[SUPPLIED RECORDS — start]
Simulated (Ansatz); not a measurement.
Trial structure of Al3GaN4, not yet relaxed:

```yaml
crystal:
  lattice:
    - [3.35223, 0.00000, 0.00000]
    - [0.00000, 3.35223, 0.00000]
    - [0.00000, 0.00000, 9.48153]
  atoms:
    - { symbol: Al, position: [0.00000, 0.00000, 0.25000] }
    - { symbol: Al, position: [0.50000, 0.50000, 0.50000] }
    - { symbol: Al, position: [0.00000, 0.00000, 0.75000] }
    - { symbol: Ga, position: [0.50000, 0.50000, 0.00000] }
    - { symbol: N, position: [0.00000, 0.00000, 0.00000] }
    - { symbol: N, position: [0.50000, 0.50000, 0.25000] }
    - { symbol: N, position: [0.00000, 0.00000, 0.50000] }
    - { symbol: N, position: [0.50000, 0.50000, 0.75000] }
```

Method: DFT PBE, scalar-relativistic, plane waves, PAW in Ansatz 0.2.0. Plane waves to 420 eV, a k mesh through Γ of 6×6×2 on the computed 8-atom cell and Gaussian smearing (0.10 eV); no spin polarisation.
[SUPPLIED RECORDS — finish]

■ ACTION ITEM ■
Please set down the entire listing once more, exactly as it stands.

■ WRITTEN SOLUTION ■
Simulated (Ansatz); not a measurement.
Trial structure of Al3GaN4, not yet relaxed:

```yaml
crystal:
  lattice:
    - [3.35223, 0.00000, 0.00000]
    - [0.00000, 3.35223, 0.00000]
    - [0.00000, 0.00000, 9.48153]
  atoms:
    - { symbol: Al, position: [0.00000, 0.00000, 0.25000] }
    - { symbol: Al, position: [0.50000, 0.50000, 0.50000] }
    - { symbol: Al, position: [0.00000, 0.00000, 0.75000] }
    - { symbol: Ga, position: [0.50000, 0.50000, 0.00000] }
    - { symbol: N, position: [0.00000, 0.00000, 0.00000] }
    - { symbol: N, position: [0.50000, 0.50000, 0.25000] }
    - { symbol: N, position: [0.00000, 0.00000, 0.50000] }
    - { symbol: N, position: [0.50000, 0.50000, 0.75000] }
```

Method: DFT PBE, scalar-relativistic, plane waves, PAW in Ansatz 0.2.0. Plane waves to 420 eV, a k mesh through Γ of 6×6×2 on the computed 8-atom cell and Gaussian smearing (0.10 eV); no spin polarisation.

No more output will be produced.